Action item: Repeat the records. Each line must match exactly.

_ _ _

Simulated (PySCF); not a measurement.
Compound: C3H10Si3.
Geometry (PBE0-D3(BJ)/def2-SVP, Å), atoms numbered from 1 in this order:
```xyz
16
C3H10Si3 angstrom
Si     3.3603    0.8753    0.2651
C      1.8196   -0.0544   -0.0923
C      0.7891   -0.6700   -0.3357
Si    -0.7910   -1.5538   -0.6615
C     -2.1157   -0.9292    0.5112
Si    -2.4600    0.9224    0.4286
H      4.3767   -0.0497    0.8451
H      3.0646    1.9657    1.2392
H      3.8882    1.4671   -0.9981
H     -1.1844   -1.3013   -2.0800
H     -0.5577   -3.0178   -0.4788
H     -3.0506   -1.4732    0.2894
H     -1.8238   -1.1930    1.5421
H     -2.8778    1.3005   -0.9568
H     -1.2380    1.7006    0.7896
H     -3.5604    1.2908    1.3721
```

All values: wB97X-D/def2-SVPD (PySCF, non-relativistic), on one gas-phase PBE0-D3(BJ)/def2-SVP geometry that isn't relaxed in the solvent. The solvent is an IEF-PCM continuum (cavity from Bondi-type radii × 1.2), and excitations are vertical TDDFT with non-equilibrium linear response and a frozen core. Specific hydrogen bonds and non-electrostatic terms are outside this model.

_ _ _

Task answer:
Simulated (PySCF); not a measurement.
Compound: C3H10Si3.
Geometry (PBE0-D3(BJ)/def2-SVP, Å), atoms numbered from 1 in this order:
```xyz
16
C3H10Si3 angstrom
Si     3.3603    0.8753    0.2651
C      1.8196   -0.0544   -0.0923
C      0.7891   -0.6700   -0.3357
Si    -0.7910   -1.5538   -0.6615
C     -2.1157   -0.9292    0.5112
Si    -2.4600    0.9224    0.4286
H      4.3767   -0.0497    0.8451
H      3.0646    1.9657    1.2392
H      3.8882    1.4671   -0.9981
H     -1.1844   -1.3013   -2.0800
H     -0.5577   -3.0178   -0.4788
H     -3.0506   -1.4732    0.2894
H     -1.8238   -1.1930    1.5421
H     -2.8778    1.3005   -0.9568
H     -1.2380    1.7006    0.7896
H     -3.5604    1.2908    1.3721
```

All values: wB97X-D/def2-SVPD (PySCF, non-relativistic), on one gas-phase PBE0-D3(BJ)/def2-SVP geometry that isn't relaxed in the solvent. The solvent is an IEF-PCM continuum (cavity from Bondi-type radii × 1.2), and excitations are vertical TDDFT with non-equilibrium linear response and a frozen core. Specific hydrogen bonds and non-electrostatic terms are outside this model.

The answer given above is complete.